*** Block opens ***

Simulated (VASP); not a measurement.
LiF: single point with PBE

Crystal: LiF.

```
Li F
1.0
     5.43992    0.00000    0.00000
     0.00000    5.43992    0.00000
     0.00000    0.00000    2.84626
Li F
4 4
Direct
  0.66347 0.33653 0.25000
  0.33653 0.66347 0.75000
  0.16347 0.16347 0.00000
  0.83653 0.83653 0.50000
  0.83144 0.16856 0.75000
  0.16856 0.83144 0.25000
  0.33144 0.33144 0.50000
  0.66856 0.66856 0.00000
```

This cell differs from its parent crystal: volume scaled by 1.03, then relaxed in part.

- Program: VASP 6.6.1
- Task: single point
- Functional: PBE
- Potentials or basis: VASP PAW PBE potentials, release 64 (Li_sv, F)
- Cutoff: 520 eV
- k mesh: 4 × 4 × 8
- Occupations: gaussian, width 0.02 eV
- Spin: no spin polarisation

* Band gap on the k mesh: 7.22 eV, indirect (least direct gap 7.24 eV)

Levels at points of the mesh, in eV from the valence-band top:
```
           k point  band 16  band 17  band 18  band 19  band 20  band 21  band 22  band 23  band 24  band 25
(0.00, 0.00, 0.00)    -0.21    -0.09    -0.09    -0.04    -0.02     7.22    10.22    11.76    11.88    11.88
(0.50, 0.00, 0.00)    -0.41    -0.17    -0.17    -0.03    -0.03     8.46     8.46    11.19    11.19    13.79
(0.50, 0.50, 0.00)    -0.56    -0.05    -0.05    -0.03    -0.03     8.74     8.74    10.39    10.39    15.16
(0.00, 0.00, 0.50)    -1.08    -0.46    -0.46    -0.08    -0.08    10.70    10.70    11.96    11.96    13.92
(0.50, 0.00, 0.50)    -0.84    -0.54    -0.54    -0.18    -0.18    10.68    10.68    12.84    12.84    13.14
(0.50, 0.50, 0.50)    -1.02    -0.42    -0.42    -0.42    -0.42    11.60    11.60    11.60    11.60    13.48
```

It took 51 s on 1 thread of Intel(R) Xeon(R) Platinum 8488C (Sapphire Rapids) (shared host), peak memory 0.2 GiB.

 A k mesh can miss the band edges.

*** Block closes ***

Work item.
Look above and return each line of the records exactly, from the very first through the line with "gap 7.24 eV)", both included.

Exercise output.
Simulated (VASP); not a measurement.
LiF: single point with PBE

Crystal: LiF.

```
Li F
1.0
     5.43992    0.00000    0.00000
     0.00000    5.43992    0.00000
     0.00000    0.00000    2.84626
Li F
4 4
Direct
  0.66347 0.33653 0.25000
  0.33653 0.66347 0.75000
  0.16347 0.16347 0.00000
  0.83653 0.83653 0.50000
  0.83144 0.16856 0.75000
  0.16856 0.83144 0.25000
  0.33144 0.33144 0.50000
  0.66856 0.66856 0.00000
```

This cell differs from its parent crystal: volume scaled by 1.03, then relaxed in part.

- Program: VASP 6.6.1
- Task: single point
- Functional: PBE
- Potentials or basis: VASP PAW PBE potentials, release 64 (Li_sv, F)
- Cutoff: 520 eV
- k mesh: 4 × 4 × 8
- Occupations: gaussian, width 0.02 eV
- Spin: no spin polarisation

* Band gap on the k mesh: 7.22 eV, indirect (least direct gap 7.24 eV)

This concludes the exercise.